### Work item
Print the material underneath in full, keeping every line exactly as it is.

(Supplied data begins)

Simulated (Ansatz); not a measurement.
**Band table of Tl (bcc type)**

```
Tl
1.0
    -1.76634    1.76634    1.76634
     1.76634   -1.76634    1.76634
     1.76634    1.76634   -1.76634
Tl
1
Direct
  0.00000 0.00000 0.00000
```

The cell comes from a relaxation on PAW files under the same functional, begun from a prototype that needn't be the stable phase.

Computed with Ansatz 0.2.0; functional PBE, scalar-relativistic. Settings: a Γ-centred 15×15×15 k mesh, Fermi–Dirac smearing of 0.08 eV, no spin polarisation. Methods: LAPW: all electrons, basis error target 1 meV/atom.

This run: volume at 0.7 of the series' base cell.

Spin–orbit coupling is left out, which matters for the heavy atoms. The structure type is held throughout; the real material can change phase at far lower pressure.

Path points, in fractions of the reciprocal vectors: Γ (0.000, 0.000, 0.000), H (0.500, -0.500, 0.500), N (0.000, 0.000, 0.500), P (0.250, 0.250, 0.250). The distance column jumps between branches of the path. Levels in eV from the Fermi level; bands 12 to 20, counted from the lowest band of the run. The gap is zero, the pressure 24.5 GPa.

(Supplied data ends)

### Answer section
Simulated (Ansatz); not a measurement.
**Band table of Tl (bcc type)**

```
Tl
1.0
    -1.76634    1.76634    1.76634
     1.76634   -1.76634    1.76634
     1.76634    1.76634   -1.76634
Tl
1
Direct
  0.00000 0.00000 0.00000
```

The cell comes from a relaxation on PAW files under the same functional, begun from a prototype that needn't be the stable phase.

Computed with Ansatz 0.2.0; functional PBE, scalar-relativistic. Settings: a Γ-centred 15×15×15 k mesh, Fermi–Dirac smearing of 0.08 eV, no spin polarisation. Methods: LAPW: all electrons, basis error target 1 meV/atom.

This run: volume at 0.7 of the series' base cell.

Spin–orbit coupling is left out, which matters for the heavy atoms. The structure type is held throughout; the real material can change phase at far lower pressure.

Path points, in fractions of the reciprocal vectors: Γ (0.000, 0.000, 0.000), H (0.500, -0.500, 0.500), N (0.000, 0.000, 0.500), P (0.250, 0.250, 0.250). The distance column jumps between branches of the path. Levels in eV from the Fermi level; bands 12 to 20, counted from the lowest band of the run. The gap is zero, the pressure 24.5 GPa.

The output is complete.